Task item —
Stop after the line with "H16 on Si8)"; until then, please copy every line of the records word for word from the first.

Dataset records —
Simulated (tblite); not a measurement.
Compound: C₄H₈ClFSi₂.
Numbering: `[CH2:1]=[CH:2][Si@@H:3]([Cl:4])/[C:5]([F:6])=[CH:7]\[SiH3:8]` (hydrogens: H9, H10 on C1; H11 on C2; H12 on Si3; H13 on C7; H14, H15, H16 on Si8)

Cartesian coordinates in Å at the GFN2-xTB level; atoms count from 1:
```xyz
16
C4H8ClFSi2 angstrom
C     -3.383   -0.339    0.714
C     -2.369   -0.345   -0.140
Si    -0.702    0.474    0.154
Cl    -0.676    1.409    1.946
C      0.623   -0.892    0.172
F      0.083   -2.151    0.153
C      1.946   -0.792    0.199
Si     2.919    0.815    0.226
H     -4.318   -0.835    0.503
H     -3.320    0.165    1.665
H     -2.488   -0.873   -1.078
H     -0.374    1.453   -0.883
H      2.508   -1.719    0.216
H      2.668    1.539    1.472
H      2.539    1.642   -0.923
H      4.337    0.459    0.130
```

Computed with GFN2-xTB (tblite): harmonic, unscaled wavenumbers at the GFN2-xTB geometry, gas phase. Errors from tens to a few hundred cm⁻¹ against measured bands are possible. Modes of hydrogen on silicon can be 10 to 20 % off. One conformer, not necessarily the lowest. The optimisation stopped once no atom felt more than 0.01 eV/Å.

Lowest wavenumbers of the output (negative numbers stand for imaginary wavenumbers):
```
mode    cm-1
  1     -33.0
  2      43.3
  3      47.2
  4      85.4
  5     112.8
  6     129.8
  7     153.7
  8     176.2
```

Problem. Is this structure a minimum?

Your solution —
Simulated (tblite); not a measurement.
Compound: C₄H₈ClFSi₂.
Numbering: `[CH2:1]=[CH:2][Si@@H:3]([Cl:4])/[C:5]([F:6])=[CH:7]\[SiH3:8]` (hydrogens: H9, H10 on C1; H11 on C2; H12 on Si3; H13 on C7; H14, H15, H16 on Si8)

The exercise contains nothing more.